+++
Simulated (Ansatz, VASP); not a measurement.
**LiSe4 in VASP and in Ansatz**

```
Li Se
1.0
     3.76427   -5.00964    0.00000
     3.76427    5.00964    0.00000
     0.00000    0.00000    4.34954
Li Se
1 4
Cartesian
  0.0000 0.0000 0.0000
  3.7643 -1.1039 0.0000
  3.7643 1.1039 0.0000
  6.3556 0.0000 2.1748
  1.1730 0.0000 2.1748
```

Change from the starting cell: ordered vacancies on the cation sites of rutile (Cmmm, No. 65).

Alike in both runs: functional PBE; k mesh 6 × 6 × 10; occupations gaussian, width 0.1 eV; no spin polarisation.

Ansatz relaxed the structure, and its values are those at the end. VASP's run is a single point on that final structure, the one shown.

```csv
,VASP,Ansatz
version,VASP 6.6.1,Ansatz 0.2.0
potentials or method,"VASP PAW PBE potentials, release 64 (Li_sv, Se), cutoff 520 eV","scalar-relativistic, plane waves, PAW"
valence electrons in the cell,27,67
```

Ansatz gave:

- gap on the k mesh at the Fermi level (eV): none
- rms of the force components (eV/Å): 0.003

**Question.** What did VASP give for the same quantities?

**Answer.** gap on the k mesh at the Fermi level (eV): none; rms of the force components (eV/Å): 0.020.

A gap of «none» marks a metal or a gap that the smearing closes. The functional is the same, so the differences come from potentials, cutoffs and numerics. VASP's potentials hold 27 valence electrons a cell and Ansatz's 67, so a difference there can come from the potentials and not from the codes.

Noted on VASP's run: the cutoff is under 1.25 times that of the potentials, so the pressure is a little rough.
+++

▶ WORK INSTRUCTION: Within the material above, output exactly the lines from the one with "- gap on the" through the one with "from the codes.", end lines included, and nothing besides.

▶ YOUR SOLUTION:
- gap on the k mesh at the Fermi level (eV): none
- rms of the force components (eV/Å): 0.003

**Question.** What did VASP give for the same quantities?

**Answer.** gap on the k mesh at the Fermi level (eV): none; rms of the force components (eV/Å): 0.020.

A gap of «none» marks a metal or a gap that the smearing closes. The functional is the same, so the differences come from potentials, cutoffs and numerics. VASP's potentials hold 27 valence electrons a cell and Ansatz's 67, so a difference there can come from the potentials and not from the codes.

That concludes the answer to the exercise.